**WORK INSTRUCTION**
Print the first line of the records below and every line after it, up to and including the line with "(3) 0.0 GPa.". Print nothing else.

┄┄┄┄┄┄┄┄┄┄┄┄┄┄┄┄┄┄┄┄
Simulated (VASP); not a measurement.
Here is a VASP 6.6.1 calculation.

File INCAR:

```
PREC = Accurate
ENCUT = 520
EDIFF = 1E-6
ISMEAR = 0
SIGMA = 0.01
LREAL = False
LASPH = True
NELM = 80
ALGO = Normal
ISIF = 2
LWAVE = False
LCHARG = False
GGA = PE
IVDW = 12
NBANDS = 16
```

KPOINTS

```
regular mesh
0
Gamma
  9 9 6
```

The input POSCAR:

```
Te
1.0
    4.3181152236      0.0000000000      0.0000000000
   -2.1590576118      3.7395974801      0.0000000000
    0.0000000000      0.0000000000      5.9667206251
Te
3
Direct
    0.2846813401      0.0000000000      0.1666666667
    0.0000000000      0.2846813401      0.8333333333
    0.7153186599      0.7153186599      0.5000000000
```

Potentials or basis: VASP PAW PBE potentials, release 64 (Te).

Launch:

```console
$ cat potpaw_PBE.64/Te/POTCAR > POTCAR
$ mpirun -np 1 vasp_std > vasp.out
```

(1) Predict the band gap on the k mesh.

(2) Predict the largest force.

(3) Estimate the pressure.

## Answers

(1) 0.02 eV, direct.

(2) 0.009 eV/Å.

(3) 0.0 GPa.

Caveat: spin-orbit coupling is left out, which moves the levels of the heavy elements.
┄┄┄┄┄┄┄┄┄┄┄┄┄┄┄┄┄┄┄┄

**RESULT**
Simulated (VASP); not a measurement.
Here is a VASP 6.6.1 calculation.

File INCAR:

```
PREC = Accurate
ENCUT = 520
EDIFF = 1E-6
ISMEAR = 0
SIGMA = 0.01
LREAL = False
LASPH = True
NELM = 80
ALGO = Normal
ISIF = 2
LWAVE = False
LCHARG = False
GGA = PE
IVDW = 12
NBANDS = 16
```

KPOINTS

```
regular mesh
0
Gamma
  9 9 6
```

The input POSCAR:

```
Te
1.0
    4.3181152236      0.0000000000      0.0000000000
   -2.1590576118      3.7395974801      0.0000000000
    0.0000000000      0.0000000000      5.9667206251
Te
3
Direct
    0.2846813401      0.0000000000      0.1666666667
    0.0000000000      0.2846813401      0.8333333333
    0.7153186599      0.7153186599      0.5000000000
```

Potentials or basis: VASP PAW PBE potentials, release 64 (Te).

Launch:

```console
$ cat potpaw_PBE.64/Te/POTCAR > POTCAR
$ mpirun -np 1 vasp_std > vasp.out
```

(1) Predict the band gap on the k mesh.

(2) Predict the largest force.

(3) Estimate the pressure.

## Answers

(1) 0.02 eV, direct.

(2) 0.009 eV/Å.

(3) 0.0 GPa.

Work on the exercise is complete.